Work task:
Set down the material exactly as given, please, from its first line through the line that includes "Estimate Ansatz's values.".

Recorded data below:

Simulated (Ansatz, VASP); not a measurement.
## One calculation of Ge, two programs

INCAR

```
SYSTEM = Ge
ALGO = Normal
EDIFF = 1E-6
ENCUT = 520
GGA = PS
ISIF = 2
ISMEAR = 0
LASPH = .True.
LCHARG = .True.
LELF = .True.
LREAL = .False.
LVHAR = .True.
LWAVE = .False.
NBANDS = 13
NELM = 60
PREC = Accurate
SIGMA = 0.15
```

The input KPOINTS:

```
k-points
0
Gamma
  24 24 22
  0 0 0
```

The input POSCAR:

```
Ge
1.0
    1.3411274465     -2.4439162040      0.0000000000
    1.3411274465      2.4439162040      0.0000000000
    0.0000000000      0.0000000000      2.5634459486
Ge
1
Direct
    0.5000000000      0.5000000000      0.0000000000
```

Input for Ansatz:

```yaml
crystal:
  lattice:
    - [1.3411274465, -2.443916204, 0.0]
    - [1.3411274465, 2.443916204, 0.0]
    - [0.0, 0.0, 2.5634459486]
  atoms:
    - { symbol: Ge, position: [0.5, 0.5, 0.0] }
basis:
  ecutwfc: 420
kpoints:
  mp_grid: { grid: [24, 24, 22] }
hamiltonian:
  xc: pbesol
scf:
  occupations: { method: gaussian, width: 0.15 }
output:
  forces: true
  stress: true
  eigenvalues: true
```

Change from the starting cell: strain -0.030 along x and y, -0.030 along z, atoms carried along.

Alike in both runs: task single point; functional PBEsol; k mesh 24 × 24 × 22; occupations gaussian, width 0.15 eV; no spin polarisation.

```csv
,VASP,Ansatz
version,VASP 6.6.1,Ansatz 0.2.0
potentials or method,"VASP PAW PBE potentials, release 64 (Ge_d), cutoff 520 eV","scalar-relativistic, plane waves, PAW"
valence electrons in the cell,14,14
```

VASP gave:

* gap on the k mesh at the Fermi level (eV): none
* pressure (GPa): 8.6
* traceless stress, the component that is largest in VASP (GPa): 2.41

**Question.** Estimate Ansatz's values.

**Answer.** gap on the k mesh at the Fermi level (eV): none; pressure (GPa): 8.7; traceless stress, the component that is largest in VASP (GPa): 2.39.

End of Recorded data.

Written response:
Simulated (Ansatz, VASP); not a measurement.
## One calculation of Ge, two programs

INCAR

```
SYSTEM = Ge
ALGO = Normal
EDIFF = 1E-6
ENCUT = 520
GGA = PS
ISIF = 2
ISMEAR = 0
LASPH = .True.
LCHARG = .True.
LELF = .True.
LREAL = .False.
LVHAR = .True.
LWAVE = .False.
NBANDS = 13
NELM = 60
PREC = Accurate
SIGMA = 0.15
```

The input KPOINTS:

```
k-points
0
Gamma
  24 24 22
  0 0 0
```

The input POSCAR:

```
Ge
1.0
    1.3411274465     -2.4439162040      0.0000000000
    1.3411274465      2.4439162040      0.0000000000
    0.0000000000      0.0000000000      2.5634459486
Ge
1
Direct
    0.5000000000      0.5000000000      0.0000000000
```

Input for Ansatz:

```yaml
crystal:
  lattice:
    - [1.3411274465, -2.443916204, 0.0]
    - [1.3411274465, 2.443916204, 0.0]
    - [0.0, 0.0, 2.5634459486]
  atoms:
    - { symbol: Ge, position: [0.5, 0.5, 0.0] }
basis:
  ecutwfc: 420
kpoints:
  mp_grid: { grid: [24, 24, 22] }
hamiltonian:
  xc: pbesol
scf:
  occupations: { method: gaussian, width: 0.15 }
output:
  forces: true
  stress: true
  eigenvalues: true
```

Change from the starting cell: strain -0.030 along x and y, -0.030 along z, atoms carried along.

Alike in both runs: task single point; functional PBEsol; k mesh 24 × 24 × 22; occupations gaussian, width 0.15 eV; no spin polarisation.

```csv
,VASP,Ansatz
version,VASP 6.6.1,Ansatz 0.2.0
potentials or method,"VASP PAW PBE potentials, release 64 (Ge_d), cutoff 520 eV","scalar-relativistic, plane waves, PAW"
valence electrons in the cell,14,14
```

VASP gave:

* gap on the k mesh at the Fermi level (eV): none
* pressure (GPa): 8.6
* traceless stress, the component that is largest in VASP (GPa): 2.41

**Question.** Estimate Ansatz's values.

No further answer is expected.